── Provided material
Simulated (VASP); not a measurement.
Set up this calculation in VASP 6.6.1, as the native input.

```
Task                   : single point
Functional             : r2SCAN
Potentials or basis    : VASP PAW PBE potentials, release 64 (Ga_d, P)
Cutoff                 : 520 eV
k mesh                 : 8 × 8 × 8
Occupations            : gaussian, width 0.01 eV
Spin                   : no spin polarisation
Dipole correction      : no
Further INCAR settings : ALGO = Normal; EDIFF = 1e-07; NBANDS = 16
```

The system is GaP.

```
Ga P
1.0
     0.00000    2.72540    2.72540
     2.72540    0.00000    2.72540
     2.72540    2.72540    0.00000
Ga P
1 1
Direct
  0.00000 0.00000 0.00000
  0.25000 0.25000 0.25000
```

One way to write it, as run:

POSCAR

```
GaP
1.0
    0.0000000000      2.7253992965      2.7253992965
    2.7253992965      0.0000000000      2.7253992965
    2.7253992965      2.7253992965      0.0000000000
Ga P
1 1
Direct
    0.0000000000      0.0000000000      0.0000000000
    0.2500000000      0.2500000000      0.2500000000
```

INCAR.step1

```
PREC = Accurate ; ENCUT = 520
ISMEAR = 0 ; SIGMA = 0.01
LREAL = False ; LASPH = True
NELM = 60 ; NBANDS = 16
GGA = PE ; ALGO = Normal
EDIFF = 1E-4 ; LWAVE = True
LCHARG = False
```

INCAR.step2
────

From the listing above, extract every line exactly as it stands.

Simulated (VASP); not a measurement.
Set up this calculation in VASP 6.6.1, as the native input.

```
Task                   : single point
Functional             : r2SCAN
Potentials or basis    : VASP PAW PBE potentials, release 64 (Ga_d, P)
Cutoff                 : 520 eV
k mesh                 : 8 × 8 × 8
Occupations            : gaussian, width 0.01 eV
Spin                   : no spin polarisation
Dipole correction      : no
Further INCAR settings : ALGO = Normal; EDIFF = 1e-07; NBANDS = 16
```

The system is GaP.

```
Ga P
1.0
     0.00000    2.72540    2.72540
     2.72540    0.00000    2.72540
     2.72540    2.72540    0.00000
Ga P
1 1
Direct
  0.00000 0.00000 0.00000
  0.25000 0.25000 0.25000
```

One way to write it, as run:

POSCAR

```
GaP
1.0
    0.0000000000      2.7253992965      2.7253992965
    2.7253992965      0.0000000000      2.7253992965
    2.7253992965      2.7253992965      0.0000000000
Ga P
1 1
Direct
    0.0000000000      0.0000000000      0.0000000000
    0.2500000000      0.2500000000      0.2500000000
```

INCAR.step1

```
PREC = Accurate ; ENCUT = 520
ISMEAR = 0 ; SIGMA = 0.01
LREAL = False ; LASPH = True
NELM = 60 ; NBANDS = 16
GGA = PE ; ALGO = Normal
EDIFF = 1E-4 ; LWAVE = True
LCHARG = False
```

INCAR.step2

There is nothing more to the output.